> **Data extracts**:
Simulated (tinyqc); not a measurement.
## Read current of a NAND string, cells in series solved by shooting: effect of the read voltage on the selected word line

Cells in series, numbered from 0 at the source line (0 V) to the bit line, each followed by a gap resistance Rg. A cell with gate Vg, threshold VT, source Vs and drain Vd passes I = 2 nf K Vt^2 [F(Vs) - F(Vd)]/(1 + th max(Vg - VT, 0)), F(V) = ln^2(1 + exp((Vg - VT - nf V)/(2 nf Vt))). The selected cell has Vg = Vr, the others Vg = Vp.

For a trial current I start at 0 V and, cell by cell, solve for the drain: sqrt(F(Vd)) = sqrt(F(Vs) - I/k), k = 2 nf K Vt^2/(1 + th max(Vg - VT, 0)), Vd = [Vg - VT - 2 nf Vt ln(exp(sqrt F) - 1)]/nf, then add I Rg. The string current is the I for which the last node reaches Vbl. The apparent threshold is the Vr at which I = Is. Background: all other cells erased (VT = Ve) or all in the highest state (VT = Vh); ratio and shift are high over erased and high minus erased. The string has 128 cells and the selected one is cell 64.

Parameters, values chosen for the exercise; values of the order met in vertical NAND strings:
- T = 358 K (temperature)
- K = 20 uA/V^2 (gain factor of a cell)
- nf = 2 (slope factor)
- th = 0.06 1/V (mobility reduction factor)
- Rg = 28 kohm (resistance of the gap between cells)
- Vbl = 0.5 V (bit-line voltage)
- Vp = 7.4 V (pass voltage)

> **Work item**: Every entry should be retyped exactly as it appears.

> **Answer box**:
Simulated (tinyqc); not a measurement.
## Read current of a NAND string, cells in series solved by shooting: effect of the read voltage on the selected word line

Cells in series, numbered from 0 at the source line (0 V) to the bit line, each followed by a gap resistance Rg. A cell with gate Vg, threshold VT, source Vs and drain Vd passes I = 2 nf K Vt^2 [F(Vs) - F(Vd)]/(1 + th max(Vg - VT, 0)), F(V) = ln^2(1 + exp((Vg - VT - nf V)/(2 nf Vt))). The selected cell has Vg = Vr, the others Vg = Vp.

For a trial current I start at 0 V and, cell by cell, solve for the drain: sqrt(F(Vd)) = sqrt(F(Vs) - I/k), k = 2 nf K Vt^2/(1 + th max(Vg - VT, 0)), Vd = [Vg - VT - 2 nf Vt ln(exp(sqrt F) - 1)]/nf, then add I Rg. The string current is the I for which the last node reaches Vbl. The apparent threshold is the Vr at which I = Is. Background: all other cells erased (VT = Ve) or all in the highest state (VT = Vh); ratio and shift are high over erased and high minus erased. The string has 128 cells and the selected one is cell 64.

Parameters, values chosen for the exercise; values of the order met in vertical NAND strings:
- T = 358 K (temperature)
- K = 20 uA/V^2 (gain factor of a cell)
- nf = 2 (slope factor)
- th = 0.06 1/V (mobility reduction factor)
- Rg = 28 kohm (resistance of the gap between cells)
- Vbl = 0.5 V (bit-line voltage)
- Vp = 7.4 V (pass voltage)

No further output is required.